- _Dataset entries_
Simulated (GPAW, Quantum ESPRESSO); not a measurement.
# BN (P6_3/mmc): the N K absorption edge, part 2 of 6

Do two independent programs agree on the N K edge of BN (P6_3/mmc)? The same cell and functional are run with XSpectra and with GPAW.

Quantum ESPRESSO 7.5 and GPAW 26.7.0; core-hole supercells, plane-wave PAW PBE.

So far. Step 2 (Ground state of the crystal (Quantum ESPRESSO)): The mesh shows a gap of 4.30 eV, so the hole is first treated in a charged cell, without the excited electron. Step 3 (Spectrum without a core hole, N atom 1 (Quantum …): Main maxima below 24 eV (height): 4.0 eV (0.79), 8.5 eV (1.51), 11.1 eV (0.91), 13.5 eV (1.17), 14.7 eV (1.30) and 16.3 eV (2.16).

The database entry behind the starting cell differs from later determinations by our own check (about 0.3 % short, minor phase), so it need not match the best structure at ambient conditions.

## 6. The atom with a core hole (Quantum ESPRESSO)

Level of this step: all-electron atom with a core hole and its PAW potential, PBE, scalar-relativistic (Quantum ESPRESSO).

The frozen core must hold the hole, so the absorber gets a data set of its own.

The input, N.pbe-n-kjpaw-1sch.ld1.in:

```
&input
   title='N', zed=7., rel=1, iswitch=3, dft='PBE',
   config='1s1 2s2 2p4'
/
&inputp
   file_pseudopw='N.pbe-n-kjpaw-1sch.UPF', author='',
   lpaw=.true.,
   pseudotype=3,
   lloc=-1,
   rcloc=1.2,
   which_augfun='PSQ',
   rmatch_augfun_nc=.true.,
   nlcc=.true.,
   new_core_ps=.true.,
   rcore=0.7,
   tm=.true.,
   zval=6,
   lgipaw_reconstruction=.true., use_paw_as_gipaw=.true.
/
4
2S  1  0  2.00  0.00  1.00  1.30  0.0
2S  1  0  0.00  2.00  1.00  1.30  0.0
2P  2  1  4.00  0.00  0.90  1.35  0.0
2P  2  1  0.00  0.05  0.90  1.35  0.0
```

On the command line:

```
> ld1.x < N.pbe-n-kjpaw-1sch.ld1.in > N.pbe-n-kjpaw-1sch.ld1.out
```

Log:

- _Requirement_
Quote the listing above from its first line to the line with "Quantum ESPRESSO 7.5", inclusive, and add nothing.

- _Answer box_
Simulated (GPAW, Quantum ESPRESSO); not a measurement.
# BN (P6_3/mmc): the N K absorption edge, part 2 of 6

Do two independent programs agree on the N K edge of BN (P6_3/mmc)? The same cell and functional are run with XSpectra and with GPAW.

Quantum ESPRESSO 7.5 and GPAW 26.7.0; core-hole supercells, plane-wave PAW PBE.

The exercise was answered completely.